RECORDS SUPPLIED:
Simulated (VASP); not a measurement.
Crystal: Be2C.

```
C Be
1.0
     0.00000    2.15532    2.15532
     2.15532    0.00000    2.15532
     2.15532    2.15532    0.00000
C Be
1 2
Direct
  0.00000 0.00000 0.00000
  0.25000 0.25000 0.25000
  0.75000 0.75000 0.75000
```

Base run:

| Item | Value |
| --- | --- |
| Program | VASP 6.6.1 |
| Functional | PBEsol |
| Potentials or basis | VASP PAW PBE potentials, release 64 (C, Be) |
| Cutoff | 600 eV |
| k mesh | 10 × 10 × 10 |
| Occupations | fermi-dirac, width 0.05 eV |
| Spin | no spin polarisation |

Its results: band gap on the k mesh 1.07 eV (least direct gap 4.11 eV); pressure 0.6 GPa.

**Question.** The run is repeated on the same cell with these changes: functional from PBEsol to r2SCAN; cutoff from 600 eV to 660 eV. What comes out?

WORK ORDER: Scan the entries above for the line containing "Cutoff | 600 eV |", and copy it and all lines after it exactly, down to and including the line containing "Its results: band".

RESPONSE AREA:
| Cutoff | 600 eV |
| k mesh | 10 × 10 × 10 |
| Occupations | fermi-dirac, width 0.05 eV |
| Spin | no spin polarisation |

Its results: band gap on the k mesh 1.07 eV (least direct gap 4.11 eV); pressure 0.6 GPa.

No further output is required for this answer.